Work order.
The records that follow are to be repeated exactly, in full.

Data extract.
========================

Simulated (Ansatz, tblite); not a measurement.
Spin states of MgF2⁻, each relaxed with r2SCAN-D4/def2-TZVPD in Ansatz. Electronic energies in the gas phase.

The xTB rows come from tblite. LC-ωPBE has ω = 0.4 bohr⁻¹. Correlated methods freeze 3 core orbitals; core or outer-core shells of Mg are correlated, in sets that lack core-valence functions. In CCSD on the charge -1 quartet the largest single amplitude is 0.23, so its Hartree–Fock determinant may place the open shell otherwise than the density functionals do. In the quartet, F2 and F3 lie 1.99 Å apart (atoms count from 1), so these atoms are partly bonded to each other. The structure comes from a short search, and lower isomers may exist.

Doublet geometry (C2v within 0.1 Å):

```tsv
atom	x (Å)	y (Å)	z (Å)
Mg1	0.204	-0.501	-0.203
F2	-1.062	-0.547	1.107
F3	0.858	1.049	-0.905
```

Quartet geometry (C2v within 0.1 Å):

========================

Exercise solution.
Simulated (Ansatz, tblite); not a measurement.
Spin states of MgF2⁻, each relaxed with r2SCAN-D4/def2-TZVPD in Ansatz. Electronic energies in the gas phase.

The xTB rows come from tblite. LC-ωPBE has ω = 0.4 bohr⁻¹. Correlated methods freeze 3 core orbitals; core or outer-core shells of Mg are correlated, in sets that lack core-valence functions. In CCSD on the charge -1 quartet the largest single amplitude is 0.23, so its Hartree–Fock determinant may place the open shell otherwise than the density functionals do. In the quartet, F2 and F3 lie 1.99 Å apart (atoms count from 1), so these atoms are partly bonded to each other. The structure comes from a short search, and lower isomers may exist.

Doublet geometry (C2v within 0.1 Å):

```tsv
atom	x (Å)	y (Å)	z (Å)
Mg1	0.204	-0.501	-0.203
F2	-1.062	-0.547	1.107
F3	0.858	1.049	-0.905
```

Quartet geometry (C2v within 0.1 Å):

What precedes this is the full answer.